- Supplied material -
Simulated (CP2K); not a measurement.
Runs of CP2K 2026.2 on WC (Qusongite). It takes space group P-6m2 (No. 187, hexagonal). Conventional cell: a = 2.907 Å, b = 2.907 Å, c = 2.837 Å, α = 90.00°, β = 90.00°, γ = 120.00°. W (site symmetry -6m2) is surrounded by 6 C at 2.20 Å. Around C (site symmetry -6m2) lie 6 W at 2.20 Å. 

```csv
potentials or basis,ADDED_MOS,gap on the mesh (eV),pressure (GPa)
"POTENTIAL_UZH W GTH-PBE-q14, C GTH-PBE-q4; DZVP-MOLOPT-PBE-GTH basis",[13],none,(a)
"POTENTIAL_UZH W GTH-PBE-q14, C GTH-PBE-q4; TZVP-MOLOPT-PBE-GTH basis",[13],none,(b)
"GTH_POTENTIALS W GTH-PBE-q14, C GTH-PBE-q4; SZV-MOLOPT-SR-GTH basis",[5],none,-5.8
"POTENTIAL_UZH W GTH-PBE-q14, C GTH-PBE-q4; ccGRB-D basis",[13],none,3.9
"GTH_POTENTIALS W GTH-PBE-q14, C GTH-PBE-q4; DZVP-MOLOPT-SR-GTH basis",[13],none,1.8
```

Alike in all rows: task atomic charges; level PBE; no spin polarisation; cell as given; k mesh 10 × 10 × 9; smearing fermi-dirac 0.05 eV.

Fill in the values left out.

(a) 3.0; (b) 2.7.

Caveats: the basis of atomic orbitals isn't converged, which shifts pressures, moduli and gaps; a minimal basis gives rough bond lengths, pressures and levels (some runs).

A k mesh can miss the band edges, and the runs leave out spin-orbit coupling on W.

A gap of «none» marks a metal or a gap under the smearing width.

- Activity -
Only the lines from the beginning of the listing through the line containing "A k mesh can" are wanted, each restated word for word.

- Answer area -
Simulated (CP2K); not a measurement.
Runs of CP2K 2026.2 on WC (Qusongite). It takes space group P-6m2 (No. 187, hexagonal). Conventional cell: a = 2.907 Å, b = 2.907 Å, c = 2.837 Å, α = 90.00°, β = 90.00°, γ = 120.00°. W (site symmetry -6m2) is surrounded by 6 C at 2.20 Å. Around C (site symmetry -6m2) lie 6 W at 2.20 Å. 

```csv
potentials or basis,ADDED_MOS,gap on the mesh (eV),pressure (GPa)
"POTENTIAL_UZH W GTH-PBE-q14, C GTH-PBE-q4; DZVP-MOLOPT-PBE-GTH basis",[13],none,(a)
"POTENTIAL_UZH W GTH-PBE-q14, C GTH-PBE-q4; TZVP-MOLOPT-PBE-GTH basis",[13],none,(b)
"GTH_POTENTIALS W GTH-PBE-q14, C GTH-PBE-q4; SZV-MOLOPT-SR-GTH basis",[5],none,-5.8
"POTENTIAL_UZH W GTH-PBE-q14, C GTH-PBE-q4; ccGRB-D basis",[13],none,3.9
"GTH_POTENTIALS W GTH-PBE-q14, C GTH-PBE-q4; DZVP-MOLOPT-SR-GTH basis",[13],none,1.8
```

Alike in all rows: task atomic charges; level PBE; no spin polarisation; cell as given; k mesh 10 × 10 × 9; smearing fermi-dirac 0.05 eV.

Fill in the values left out.

(a) 3.0; (b) 2.7.

Caveats: the basis of atomic orbitals isn't converged, which shifts pressures, moduli and gaps; a minimal basis gives rough bond lengths, pressures and levels (some runs).

A k mesh can miss the band edges, and the runs leave out spin-orbit coupling on W.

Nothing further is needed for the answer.